> _SUPPLIED MATERIAL_
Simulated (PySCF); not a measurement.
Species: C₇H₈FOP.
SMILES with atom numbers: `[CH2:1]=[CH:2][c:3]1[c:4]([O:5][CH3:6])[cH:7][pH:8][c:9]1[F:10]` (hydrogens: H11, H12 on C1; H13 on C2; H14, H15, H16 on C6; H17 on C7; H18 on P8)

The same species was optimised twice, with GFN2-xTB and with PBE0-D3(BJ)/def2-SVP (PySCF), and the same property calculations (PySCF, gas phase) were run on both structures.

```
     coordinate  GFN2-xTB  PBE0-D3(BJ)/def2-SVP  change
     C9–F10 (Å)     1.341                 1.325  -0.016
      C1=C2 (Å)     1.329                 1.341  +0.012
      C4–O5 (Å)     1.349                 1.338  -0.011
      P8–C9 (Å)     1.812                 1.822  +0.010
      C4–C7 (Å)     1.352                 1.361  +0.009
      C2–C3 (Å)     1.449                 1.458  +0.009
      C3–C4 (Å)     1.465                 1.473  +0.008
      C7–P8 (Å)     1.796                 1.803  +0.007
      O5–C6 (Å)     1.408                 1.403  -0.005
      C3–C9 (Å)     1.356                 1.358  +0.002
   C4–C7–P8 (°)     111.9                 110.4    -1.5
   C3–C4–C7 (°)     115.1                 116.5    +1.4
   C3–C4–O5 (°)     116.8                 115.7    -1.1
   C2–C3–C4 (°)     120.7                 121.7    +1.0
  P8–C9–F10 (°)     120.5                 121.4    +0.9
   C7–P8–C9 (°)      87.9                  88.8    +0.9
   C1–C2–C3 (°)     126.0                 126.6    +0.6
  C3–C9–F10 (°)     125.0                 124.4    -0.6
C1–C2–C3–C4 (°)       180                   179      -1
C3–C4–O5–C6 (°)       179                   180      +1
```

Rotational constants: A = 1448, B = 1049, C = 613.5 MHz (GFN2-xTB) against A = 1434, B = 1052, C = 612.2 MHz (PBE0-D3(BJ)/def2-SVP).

> _WORK TASK_
From the top of the listing above, restate each line word for word up to and including the line with "SMILES with atom"; add nothing else.

> _TASK RESPONSE_
Simulated (PySCF); not a measurement.
Species: C₇H₈FOP.
SMILES with atom numbers: `[CH2:1]=[CH:2][c:3]1[c:4]([O:5][CH3:6])[cH:7][pH:8][c:9]1[F:10]` (hydrogens: H11, H12 on C1; H13 on C2; H14, H15, H16 on C6; H17 on C7; H18 on P8)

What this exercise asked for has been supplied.